Write the data below out again in full, exactly as shown.

_____

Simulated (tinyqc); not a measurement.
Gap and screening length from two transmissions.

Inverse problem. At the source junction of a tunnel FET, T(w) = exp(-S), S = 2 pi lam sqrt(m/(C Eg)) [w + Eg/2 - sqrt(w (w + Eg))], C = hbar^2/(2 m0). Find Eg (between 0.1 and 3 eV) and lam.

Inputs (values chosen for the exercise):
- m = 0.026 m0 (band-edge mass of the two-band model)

_____

__Task solution__
Simulated (tinyqc); not a measurement.
Gap and screening length from two transmissions.

Inverse problem. At the source junction of a tunnel FET, T(w) = exp(-S), S = 2 pi lam sqrt(m/(C Eg)) [w + Eg/2 - sqrt(w (w + Eg))], C = hbar^2/(2 m0). Find Eg (between 0.1 and 3 eV) and lam.

Inputs (values chosen for the exercise):
- m = 0.026 m0 (band-edge mass of the two-band model)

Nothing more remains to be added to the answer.